Exercise
The records are given next. Repeat each one exactly.

++++++
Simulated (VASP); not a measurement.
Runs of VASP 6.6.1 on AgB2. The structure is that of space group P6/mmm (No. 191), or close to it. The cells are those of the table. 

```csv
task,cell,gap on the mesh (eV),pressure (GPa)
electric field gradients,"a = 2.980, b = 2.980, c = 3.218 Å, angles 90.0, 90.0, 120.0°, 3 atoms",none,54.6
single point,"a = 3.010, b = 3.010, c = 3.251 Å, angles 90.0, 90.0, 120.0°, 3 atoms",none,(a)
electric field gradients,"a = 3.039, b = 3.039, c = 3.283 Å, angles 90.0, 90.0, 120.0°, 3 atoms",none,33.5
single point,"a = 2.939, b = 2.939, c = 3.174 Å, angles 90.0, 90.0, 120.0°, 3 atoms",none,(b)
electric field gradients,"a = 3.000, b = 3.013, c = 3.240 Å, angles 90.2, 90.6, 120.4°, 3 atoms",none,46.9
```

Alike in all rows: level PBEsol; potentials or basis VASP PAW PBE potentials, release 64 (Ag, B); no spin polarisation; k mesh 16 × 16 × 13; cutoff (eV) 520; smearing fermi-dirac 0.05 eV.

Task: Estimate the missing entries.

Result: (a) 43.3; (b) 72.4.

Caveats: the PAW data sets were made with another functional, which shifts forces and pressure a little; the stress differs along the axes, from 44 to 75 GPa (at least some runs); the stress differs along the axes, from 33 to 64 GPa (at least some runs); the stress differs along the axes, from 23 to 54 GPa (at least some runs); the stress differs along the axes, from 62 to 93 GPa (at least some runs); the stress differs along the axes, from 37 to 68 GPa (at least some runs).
++++++

Your response
Simulated (VASP); not a measurement.
Runs of VASP 6.6.1 on AgB2. The structure is that of space group P6/mmm (No. 191), or close to it. The cells are those of the table. 

```csv
task,cell,gap on the mesh (eV),pressure (GPa)
electric field gradients,"a = 2.980, b = 2.980, c = 3.218 Å, angles 90.0, 90.0, 120.0°, 3 atoms",none,54.6
single point,"a = 3.010, b = 3.010, c = 3.251 Å, angles 90.0, 90.0, 120.0°, 3 atoms",none,(a)
electric field gradients,"a = 3.039, b = 3.039, c = 3.283 Å, angles 90.0, 90.0, 120.0°, 3 atoms",none,33.5
single point,"a = 2.939, b = 2.939, c = 3.174 Å, angles 90.0, 90.0, 120.0°, 3 atoms",none,(b)
electric field gradients,"a = 3.000, b = 3.013, c = 3.240 Å, angles 90.2, 90.6, 120.4°, 3 atoms",none,46.9
```

Alike in all rows: level PBEsol; potentials or basis VASP PAW PBE potentials, release 64 (Ag, B); no spin polarisation; k mesh 16 × 16 × 13; cutoff (eV) 520; smearing fermi-dirac 0.05 eV.

Task: Estimate the missing entries.

Result: (a) 43.3; (b) 72.4.

Caveats: the PAW data sets were made with another functional, which shifts forces and pressure a little; the stress differs along the axes, from 44 to 75 GPa (at least some runs); the stress differs along the axes, from 33 to 64 GPa (at least some runs); the stress differs along the axes, from 23 to 54 GPa (at least some runs); the stress differs along the axes, from 62 to 93 GPa (at least some runs); the stress differs along the axes, from 37 to 68 GPa (at least some runs).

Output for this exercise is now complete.